*** Provided records
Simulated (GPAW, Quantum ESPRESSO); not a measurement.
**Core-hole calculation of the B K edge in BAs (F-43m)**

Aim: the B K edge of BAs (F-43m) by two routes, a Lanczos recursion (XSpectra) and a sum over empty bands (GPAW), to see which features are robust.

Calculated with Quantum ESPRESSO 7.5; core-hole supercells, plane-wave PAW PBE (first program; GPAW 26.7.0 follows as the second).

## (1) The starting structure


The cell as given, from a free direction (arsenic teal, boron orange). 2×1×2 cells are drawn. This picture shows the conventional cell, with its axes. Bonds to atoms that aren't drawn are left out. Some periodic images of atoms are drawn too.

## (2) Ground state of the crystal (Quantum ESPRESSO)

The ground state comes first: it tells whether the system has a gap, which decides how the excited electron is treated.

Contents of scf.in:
******

The records above must be reproduced word for word.

Exercise response
Simulated (GPAW, Quantum ESPRESSO); not a measurement.
**Core-hole calculation of the B K edge in BAs (F-43m)**

Aim: the B K edge of BAs (F-43m) by two routes, a Lanczos recursion (XSpectra) and a sum over empty bands (GPAW), to see which features are robust.

Calculated with Quantum ESPRESSO 7.5; core-hole supercells, plane-wave PAW PBE (first program; GPAW 26.7.0 follows as the second).

## (1) The starting structure


The cell as given, from a free direction (arsenic teal, boron orange). 2×1×2 cells are drawn. This picture shows the conventional cell, with its axes. Bonds to atoms that aren't drawn are left out. Some periodic images of atoms are drawn too.

## (2) Ground state of the crystal (Quantum ESPRESSO)

The ground state comes first: it tells whether the system has a gap, which decides how the excited electron is treated.

Contents of scf.in:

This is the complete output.